» **TASK ITEM**: A word-for-word transcription of the records is required.

» **INFORMATION GIVEN**:
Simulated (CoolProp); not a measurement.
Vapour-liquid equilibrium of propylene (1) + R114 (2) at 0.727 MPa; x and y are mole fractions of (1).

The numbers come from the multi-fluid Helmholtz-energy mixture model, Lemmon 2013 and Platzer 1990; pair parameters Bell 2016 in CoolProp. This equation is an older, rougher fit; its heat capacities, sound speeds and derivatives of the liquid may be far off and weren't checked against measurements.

» **WRITTEN REPLY**:
Simulated (CoolProp); not a measurement.
Vapour-liquid equilibrium of propylene (1) + R114 (2) at 0.727 MPa; x and y are mole fractions of (1).

The numbers come from the multi-fluid Helmholtz-energy mixture model, Lemmon 2013 and Platzer 1990; pair parameters Bell 2016 in CoolProp. This equation is an older, rougher fit; its heat capacities, sound speeds and derivatives of the liquid may be far off and weren't checked against measurements.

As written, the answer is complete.